Work instruction
Stop after the line that contains "- coordinates at the GFN2-xTB level"; until then, restate each line of the entries word for word from the very first.

==== Input data
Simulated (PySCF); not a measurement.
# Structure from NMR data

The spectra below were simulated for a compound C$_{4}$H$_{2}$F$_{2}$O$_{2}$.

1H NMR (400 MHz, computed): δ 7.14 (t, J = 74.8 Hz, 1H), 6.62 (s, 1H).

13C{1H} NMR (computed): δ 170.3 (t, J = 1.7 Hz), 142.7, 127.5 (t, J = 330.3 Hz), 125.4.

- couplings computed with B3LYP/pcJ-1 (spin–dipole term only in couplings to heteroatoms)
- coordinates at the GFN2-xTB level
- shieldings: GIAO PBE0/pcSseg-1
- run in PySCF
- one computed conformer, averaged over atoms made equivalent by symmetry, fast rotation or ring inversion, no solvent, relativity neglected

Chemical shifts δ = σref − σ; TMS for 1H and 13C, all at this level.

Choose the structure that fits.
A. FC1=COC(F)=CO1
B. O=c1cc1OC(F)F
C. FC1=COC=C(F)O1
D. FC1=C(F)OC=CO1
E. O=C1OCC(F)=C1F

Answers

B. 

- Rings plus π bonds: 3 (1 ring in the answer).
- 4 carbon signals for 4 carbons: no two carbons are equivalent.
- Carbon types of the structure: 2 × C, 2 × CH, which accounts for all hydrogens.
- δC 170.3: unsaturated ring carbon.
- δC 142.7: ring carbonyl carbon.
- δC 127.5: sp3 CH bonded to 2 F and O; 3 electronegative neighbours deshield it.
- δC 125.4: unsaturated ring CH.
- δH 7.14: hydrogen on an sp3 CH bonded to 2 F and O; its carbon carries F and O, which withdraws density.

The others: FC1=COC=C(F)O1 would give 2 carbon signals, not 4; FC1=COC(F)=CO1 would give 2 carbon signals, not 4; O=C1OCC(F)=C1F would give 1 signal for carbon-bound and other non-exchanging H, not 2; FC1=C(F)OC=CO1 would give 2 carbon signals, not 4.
========

Task output
Simulated (PySCF); not a measurement.
# Structure from NMR data

The spectra below were simulated for a compound C$_{4}$H$_{2}$F$_{2}$O$_{2}$.

1H NMR (400 MHz, computed): δ 7.14 (t, J = 74.8 Hz, 1H), 6.62 (s, 1H).

13C{1H} NMR (computed): δ 170.3 (t, J = 1.7 Hz), 142.7, 127.5 (t, J = 330.3 Hz), 125.4.

- couplings computed with B3LYP/pcJ-1 (spin–dipole term only in couplings to heteroatoms)
- coordinates at the GFN2-xTB level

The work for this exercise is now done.